◆ RAW DATA
⁂

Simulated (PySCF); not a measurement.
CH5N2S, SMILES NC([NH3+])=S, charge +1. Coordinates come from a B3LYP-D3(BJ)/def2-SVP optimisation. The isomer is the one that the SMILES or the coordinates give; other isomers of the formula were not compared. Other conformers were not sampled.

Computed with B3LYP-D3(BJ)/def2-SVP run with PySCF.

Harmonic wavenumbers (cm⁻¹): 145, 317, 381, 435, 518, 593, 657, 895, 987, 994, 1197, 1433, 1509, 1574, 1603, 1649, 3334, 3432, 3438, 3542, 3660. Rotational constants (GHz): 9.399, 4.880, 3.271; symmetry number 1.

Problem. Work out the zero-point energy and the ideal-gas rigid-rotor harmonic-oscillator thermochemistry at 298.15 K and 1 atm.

⁂

◆ ACTION ITEM
What is needed is an exact copy of all the data above.

◆ YOUR SOLUTION
Simulated (PySCF); not a measurement.
CH5N2S, SMILES NC([NH3+])=S, charge +1. Coordinates come from a B3LYP-D3(BJ)/def2-SVP optimisation. The isomer is the one that the SMILES or the coordinates give; other isomers of the formula were not compared. Other conformers were not sampled.

Computed with B3LYP-D3(BJ)/def2-SVP run with PySCF.

Harmonic wavenumbers (cm⁻¹): 145, 317, 381, 435, 518, 593, 657, 895, 987, 994, 1197, 1433, 1509, 1574, 1603, 1649, 3334, 3432, 3438, 3542, 3660. Rotational constants (GHz): 9.399, 4.880, 3.271; symmetry number 1.

Problem. Work out the zero-point energy and the ideal-gas rigid-rotor harmonic-oscillator thermochemistry at 298.15 K and 1 atm.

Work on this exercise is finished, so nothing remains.